::: Entries supplied :::

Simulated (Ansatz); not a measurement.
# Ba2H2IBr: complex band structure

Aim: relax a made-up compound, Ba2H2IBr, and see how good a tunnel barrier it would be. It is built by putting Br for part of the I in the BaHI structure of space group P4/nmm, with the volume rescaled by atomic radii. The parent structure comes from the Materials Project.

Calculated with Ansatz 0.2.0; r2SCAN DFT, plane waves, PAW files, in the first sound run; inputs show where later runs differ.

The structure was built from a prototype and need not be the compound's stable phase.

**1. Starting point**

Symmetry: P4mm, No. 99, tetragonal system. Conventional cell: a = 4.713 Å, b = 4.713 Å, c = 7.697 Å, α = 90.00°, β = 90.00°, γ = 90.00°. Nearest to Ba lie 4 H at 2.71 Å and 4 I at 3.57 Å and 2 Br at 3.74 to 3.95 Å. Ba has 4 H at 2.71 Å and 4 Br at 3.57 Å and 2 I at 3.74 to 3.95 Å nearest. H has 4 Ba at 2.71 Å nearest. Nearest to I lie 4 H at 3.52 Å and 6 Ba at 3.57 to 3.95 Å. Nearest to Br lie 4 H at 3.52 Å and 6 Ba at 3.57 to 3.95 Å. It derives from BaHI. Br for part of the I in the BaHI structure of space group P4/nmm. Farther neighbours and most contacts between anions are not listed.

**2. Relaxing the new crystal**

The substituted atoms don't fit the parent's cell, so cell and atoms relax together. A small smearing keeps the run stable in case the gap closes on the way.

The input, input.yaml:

:::

● **Work task**: Please transcribe only the lines in the records above running from the line that has "The structure was" through the line that has "The substituted atoms", both included, exactly as they appear.

● **Answer area**:
The structure was built from a prototype and need not be the compound's stable phase.

**1. Starting point**

Symmetry: P4mm, No. 99, tetragonal system. Conventional cell: a = 4.713 Å, b = 4.713 Å, c = 7.697 Å, α = 90.00°, β = 90.00°, γ = 90.00°. Nearest to Ba lie 4 H at 2.71 Å and 4 I at 3.57 Å and 2 Br at 3.74 to 3.95 Å. Ba has 4 H at 2.71 Å and 4 Br at 3.57 Å and 2 I at 3.74 to 3.95 Å nearest. H has 4 Ba at 2.71 Å nearest. Nearest to I lie 4 H at 3.52 Å and 6 Ba at 3.57 to 3.95 Å. Nearest to Br lie 4 H at 3.52 Å and 6 Ba at 3.57 to 3.95 Å. It derives from BaHI. Br for part of the I in the BaHI structure of space group P4/nmm. Farther neighbours and most contacts between anions are not listed.

**2. Relaxing the new crystal**

The substituted atoms don't fit the parent's cell, so cell and atoms relax together. A small smearing keeps the run stable in case the gap closes on the way.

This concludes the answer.